* [Required action]: Are you able to quote each entry exactly as written?

* [Records supplied]:
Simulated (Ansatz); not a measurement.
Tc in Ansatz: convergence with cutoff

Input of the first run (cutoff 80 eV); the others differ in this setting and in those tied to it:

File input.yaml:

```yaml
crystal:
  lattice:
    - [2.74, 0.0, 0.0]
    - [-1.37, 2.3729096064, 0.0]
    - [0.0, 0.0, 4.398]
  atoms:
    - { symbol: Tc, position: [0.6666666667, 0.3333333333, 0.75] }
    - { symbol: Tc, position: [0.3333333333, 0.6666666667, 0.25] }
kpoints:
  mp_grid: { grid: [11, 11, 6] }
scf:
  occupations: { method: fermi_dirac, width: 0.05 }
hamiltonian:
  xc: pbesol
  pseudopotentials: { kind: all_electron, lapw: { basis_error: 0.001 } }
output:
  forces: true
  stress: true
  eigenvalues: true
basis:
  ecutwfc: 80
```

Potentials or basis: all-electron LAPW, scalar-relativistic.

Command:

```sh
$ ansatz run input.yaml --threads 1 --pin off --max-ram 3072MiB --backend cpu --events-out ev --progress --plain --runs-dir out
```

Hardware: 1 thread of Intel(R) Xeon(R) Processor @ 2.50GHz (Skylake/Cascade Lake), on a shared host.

* [Task answer]:
Simulated (Ansatz); not a measurement.
Tc in Ansatz: convergence with cutoff

Input of the first run (cutoff 80 eV); the others differ in this setting and in those tied to it:

File input.yaml:

```yaml
crystal:
  lattice:
    - [2.74, 0.0, 0.0]
    - [-1.37, 2.3729096064, 0.0]
    - [0.0, 0.0, 4.398]
  atoms:
    - { symbol: Tc, position: [0.6666666667, 0.3333333333, 0.75] }
    - { symbol: Tc, position: [0.3333333333, 0.6666666667, 0.25] }
kpoints:
  mp_grid: { grid: [11, 11, 6] }
scf:
  occupations: { method: fermi_dirac, width: 0.05 }
hamiltonian:
  xc: pbesol
  pseudopotentials: { kind: all_electron, lapw: { basis_error: 0.001 } }
output:
  forces: true
  stress: true
  eigenvalues: true
basis:
  ecutwfc: 80
```

Potentials or basis: all-electron LAPW, scalar-relativistic.

Command:

```sh
$ ansatz run input.yaml --threads 1 --pin off --max-ram 3072MiB --backend cpu --events-out ev --progress --plain --runs-dir out
```

Hardware: 1 thread of Intel(R) Xeon(R) Processor @ 2.50GHz (Skylake/Cascade Lake), on a shared host.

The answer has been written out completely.